### Action item
All lines of the material should be given again exactly.

*** Opening Supplied material ***

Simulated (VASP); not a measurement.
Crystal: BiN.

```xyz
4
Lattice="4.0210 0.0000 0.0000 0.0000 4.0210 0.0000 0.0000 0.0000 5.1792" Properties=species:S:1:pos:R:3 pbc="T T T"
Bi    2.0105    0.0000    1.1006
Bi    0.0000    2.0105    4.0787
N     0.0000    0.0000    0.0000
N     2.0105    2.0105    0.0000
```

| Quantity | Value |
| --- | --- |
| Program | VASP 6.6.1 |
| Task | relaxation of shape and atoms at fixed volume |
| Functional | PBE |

*** Closing Supplied material ***

### Worked solution
Simulated (VASP); not a measurement.
Crystal: BiN.

```xyz
4
Lattice="4.0210 0.0000 0.0000 0.0000 4.0210 0.0000 0.0000 0.0000 5.1792" Properties=species:S:1:pos:R:3 pbc="T T T"
Bi    2.0105    0.0000    1.1006
Bi    0.0000    2.0105    4.0787
N     0.0000    0.0000    0.0000
N     2.0105    2.0105    0.0000
```

| Quantity | Value |
| --- | --- |
| Program | VASP 6.6.1 |
| Task | relaxation of shape and atoms at fixed volume |
| Functional | PBE |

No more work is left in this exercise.